## RECORDS SUPPLIED
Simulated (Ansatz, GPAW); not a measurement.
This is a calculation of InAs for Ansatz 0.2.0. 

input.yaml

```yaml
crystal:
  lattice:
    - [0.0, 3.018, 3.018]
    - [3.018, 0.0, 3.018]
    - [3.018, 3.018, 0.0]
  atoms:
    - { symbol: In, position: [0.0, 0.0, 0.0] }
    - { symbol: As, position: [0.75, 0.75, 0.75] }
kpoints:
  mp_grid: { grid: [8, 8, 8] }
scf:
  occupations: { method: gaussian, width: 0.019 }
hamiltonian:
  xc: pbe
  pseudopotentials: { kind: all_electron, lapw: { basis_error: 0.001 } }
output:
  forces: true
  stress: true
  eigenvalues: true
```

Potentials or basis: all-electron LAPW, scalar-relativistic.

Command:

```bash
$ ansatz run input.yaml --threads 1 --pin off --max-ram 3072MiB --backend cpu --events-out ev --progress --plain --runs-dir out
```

## ASSIGNMENT
Please write out the records from above, keeping every line exact.

## RESULT
Simulated (Ansatz, GPAW); not a measurement.
This is a calculation of InAs for Ansatz 0.2.0. 

input.yaml

```yaml
crystal:
  lattice:
    - [0.0, 3.018, 3.018]
    - [3.018, 0.0, 3.018]
    - [3.018, 3.018, 0.0]
  atoms:
    - { symbol: In, position: [0.0, 0.0, 0.0] }
    - { symbol: As, position: [0.75, 0.75, 0.75] }
kpoints:
  mp_grid: { grid: [8, 8, 8] }
scf:
  occupations: { method: gaussian, width: 0.019 }
hamiltonian:
  xc: pbe
  pseudopotentials: { kind: all_electron, lapw: { basis_error: 0.001 } }
output:
  forces: true
  stress: true
  eigenvalues: true
```

Potentials or basis: all-electron LAPW, scalar-relativistic.

Command:

```bash
$ ansatz run input.yaml --threads 1 --pin off --max-ram 3072MiB --backend cpu --events-out ev --progress --plain --runs-dir out
```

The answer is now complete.